REQUIRED ACTION:
Set down exactly the lines of the listing below, please, beginning with the first and ending with the line that holds "Caveats: the PAW".

--------------------------------------------------
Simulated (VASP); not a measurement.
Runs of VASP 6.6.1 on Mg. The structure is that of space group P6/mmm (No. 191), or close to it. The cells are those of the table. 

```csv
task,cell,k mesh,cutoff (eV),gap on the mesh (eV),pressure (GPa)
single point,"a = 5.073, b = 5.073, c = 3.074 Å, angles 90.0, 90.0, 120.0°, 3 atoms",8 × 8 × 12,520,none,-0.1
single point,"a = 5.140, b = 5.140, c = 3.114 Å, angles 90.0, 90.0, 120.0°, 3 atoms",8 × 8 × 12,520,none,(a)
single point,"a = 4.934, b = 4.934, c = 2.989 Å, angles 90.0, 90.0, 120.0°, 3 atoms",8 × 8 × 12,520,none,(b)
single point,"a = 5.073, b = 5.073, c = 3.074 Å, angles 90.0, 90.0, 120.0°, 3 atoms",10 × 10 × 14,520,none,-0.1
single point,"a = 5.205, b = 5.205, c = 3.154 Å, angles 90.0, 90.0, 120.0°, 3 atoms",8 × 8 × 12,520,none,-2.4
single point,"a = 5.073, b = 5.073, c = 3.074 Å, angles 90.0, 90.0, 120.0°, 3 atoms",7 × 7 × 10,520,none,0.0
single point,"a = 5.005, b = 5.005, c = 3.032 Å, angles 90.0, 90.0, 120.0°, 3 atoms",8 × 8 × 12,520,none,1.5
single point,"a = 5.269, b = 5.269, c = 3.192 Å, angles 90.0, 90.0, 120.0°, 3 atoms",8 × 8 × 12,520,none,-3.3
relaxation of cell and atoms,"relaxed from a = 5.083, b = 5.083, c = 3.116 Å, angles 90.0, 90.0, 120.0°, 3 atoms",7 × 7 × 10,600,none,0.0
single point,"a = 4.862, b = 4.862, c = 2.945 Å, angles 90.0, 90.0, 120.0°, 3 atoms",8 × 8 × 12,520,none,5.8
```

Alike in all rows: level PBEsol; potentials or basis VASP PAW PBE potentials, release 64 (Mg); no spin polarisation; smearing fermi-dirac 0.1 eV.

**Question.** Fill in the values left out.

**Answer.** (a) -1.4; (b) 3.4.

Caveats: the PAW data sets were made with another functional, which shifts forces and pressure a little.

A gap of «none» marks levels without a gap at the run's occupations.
--------------------------------------------------

PROBLEM SOLUTION:
Simulated (VASP); not a measurement.
Runs of VASP 6.6.1 on Mg. The structure is that of space group P6/mmm (No. 191), or close to it. The cells are those of the table. 

```csv
task,cell,k mesh,cutoff (eV),gap on the mesh (eV),pressure (GPa)
single point,"a = 5.073, b = 5.073, c = 3.074 Å, angles 90.0, 90.0, 120.0°, 3 atoms",8 × 8 × 12,520,none,-0.1
single point,"a = 5.140, b = 5.140, c = 3.114 Å, angles 90.0, 90.0, 120.0°, 3 atoms",8 × 8 × 12,520,none,(a)
single point,"a = 4.934, b = 4.934, c = 2.989 Å, angles 90.0, 90.0, 120.0°, 3 atoms",8 × 8 × 12,520,none,(b)
single point,"a = 5.073, b = 5.073, c = 3.074 Å, angles 90.0, 90.0, 120.0°, 3 atoms",10 × 10 × 14,520,none,-0.1
single point,"a = 5.205, b = 5.205, c = 3.154 Å, angles 90.0, 90.0, 120.0°, 3 atoms",8 × 8 × 12,520,none,-2.4
single point,"a = 5.073, b = 5.073, c = 3.074 Å, angles 90.0, 90.0, 120.0°, 3 atoms",7 × 7 × 10,520,none,0.0
single point,"a = 5.005, b = 5.005, c = 3.032 Å, angles 90.0, 90.0, 120.0°, 3 atoms",8 × 8 × 12,520,none,1.5
single point,"a = 5.269, b = 5.269, c = 3.192 Å, angles 90.0, 90.0, 120.0°, 3 atoms",8 × 8 × 12,520,none,-3.3
relaxation of cell and atoms,"relaxed from a = 5.083, b = 5.083, c = 3.116 Å, angles 90.0, 90.0, 120.0°, 3 atoms",7 × 7 × 10,600,none,0.0
single point,"a = 4.862, b = 4.862, c = 2.945 Å, angles 90.0, 90.0, 120.0°, 3 atoms",8 × 8 × 12,520,none,5.8
```

Alike in all rows: level PBEsol; potentials or basis VASP PAW PBE potentials, release 64 (Mg); no spin polarisation; smearing fermi-dirac 0.1 eV.

**Question.** Fill in the values left out.

**Answer.** (a) -1.4; (b) 3.4.

Caveats: the PAW data sets were made with another functional, which shifts forces and pressure a little.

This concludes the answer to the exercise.